=======

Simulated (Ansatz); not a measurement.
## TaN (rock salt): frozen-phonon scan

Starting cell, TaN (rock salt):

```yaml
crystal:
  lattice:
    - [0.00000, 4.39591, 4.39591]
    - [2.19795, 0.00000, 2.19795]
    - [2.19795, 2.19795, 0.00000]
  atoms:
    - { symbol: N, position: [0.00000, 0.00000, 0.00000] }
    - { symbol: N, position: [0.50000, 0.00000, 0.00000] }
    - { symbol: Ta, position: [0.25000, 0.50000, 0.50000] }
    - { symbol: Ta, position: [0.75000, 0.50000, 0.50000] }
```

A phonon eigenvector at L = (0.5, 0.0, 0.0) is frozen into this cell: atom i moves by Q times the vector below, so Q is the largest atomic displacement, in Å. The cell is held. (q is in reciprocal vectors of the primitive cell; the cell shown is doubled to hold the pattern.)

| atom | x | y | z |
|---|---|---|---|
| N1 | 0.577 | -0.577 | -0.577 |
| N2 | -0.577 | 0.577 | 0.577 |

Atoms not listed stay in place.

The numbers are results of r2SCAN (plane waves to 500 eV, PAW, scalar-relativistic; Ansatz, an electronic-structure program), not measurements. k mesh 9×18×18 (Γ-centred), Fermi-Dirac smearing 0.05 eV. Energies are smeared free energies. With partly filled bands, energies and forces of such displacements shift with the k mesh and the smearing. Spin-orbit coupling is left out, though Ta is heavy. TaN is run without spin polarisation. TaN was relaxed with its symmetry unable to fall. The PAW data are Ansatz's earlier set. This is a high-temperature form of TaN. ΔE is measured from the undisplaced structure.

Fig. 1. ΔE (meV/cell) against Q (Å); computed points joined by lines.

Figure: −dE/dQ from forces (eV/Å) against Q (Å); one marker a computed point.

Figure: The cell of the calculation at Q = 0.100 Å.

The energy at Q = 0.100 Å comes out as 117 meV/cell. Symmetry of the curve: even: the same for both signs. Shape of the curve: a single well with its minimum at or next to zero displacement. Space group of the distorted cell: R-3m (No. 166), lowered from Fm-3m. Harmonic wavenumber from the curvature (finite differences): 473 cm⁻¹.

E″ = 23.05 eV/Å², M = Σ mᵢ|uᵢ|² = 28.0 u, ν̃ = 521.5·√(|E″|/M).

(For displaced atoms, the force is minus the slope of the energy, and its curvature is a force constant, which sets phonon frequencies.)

=======

**Work item:** From the material above, retype precisely the lines between the line holding "0.577 | 0.577 |" and the line holding "Atoms not listed stay in place.", inclusive, and nothing beyond them.

**Exercise output:**
| N2 | -0.577 | 0.577 | 0.577 |

Atoms not listed stay in place.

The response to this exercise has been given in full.